══ Raw data
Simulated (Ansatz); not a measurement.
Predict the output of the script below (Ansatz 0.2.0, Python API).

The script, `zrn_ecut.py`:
════

## Work instruction
Repeat all the lines above verbatim.

## Task solution
Simulated (Ansatz); not a measurement.
Predict the output of the script below (Ansatz 0.2.0, Python API).

The script, `zrn_ecut.py`:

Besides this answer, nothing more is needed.